***** Material shown *****
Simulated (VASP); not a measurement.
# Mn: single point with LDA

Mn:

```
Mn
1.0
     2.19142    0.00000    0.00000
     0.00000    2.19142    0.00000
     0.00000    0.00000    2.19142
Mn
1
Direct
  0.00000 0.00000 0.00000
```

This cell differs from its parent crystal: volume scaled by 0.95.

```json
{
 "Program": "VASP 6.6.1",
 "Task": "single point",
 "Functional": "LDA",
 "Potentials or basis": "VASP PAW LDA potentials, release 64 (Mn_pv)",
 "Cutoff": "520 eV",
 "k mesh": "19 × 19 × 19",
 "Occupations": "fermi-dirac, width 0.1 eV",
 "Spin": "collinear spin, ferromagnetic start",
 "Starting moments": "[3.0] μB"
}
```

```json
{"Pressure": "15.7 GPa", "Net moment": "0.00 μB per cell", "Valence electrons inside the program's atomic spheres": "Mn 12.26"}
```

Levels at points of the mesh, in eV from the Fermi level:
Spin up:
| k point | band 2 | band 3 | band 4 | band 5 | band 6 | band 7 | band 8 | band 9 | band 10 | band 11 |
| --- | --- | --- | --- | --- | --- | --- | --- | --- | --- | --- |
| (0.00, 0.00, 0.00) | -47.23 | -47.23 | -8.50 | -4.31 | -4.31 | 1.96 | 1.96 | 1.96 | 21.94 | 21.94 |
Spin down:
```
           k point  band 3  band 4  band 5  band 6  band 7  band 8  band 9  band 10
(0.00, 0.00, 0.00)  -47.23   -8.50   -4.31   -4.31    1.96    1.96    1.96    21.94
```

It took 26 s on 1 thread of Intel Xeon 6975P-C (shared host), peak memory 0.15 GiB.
*****

- [Exercise]
Every line from the start of the listing through the line with "10 | band 11 |" should be reproduced exactly, and no other line.

- [Result]
Simulated (VASP); not a measurement.
# Mn: single point with LDA

Mn:

```
Mn
1.0
     2.19142    0.00000    0.00000
     0.00000    2.19142    0.00000
     0.00000    0.00000    2.19142
Mn
1
Direct
  0.00000 0.00000 0.00000
```

This cell differs from its parent crystal: volume scaled by 0.95.

```json
{
 "Program": "VASP 6.6.1",
 "Task": "single point",
 "Functional": "LDA",
 "Potentials or basis": "VASP PAW LDA potentials, release 64 (Mn_pv)",
 "Cutoff": "520 eV",
 "k mesh": "19 × 19 × 19",
 "Occupations": "fermi-dirac, width 0.1 eV",
 "Spin": "collinear spin, ferromagnetic start",
 "Starting moments": "[3.0] μB"
}
```

```json
{"Pressure": "15.7 GPa", "Net moment": "0.00 μB per cell", "Valence electrons inside the program's atomic spheres": "Mn 12.26"}
```

Levels at points of the mesh, in eV from the Fermi level:
Spin up:
| k point | band 2 | band 3 | band 4 | band 5 | band 6 | band 7 | band 8 | band 9 | band 10 | band 11 |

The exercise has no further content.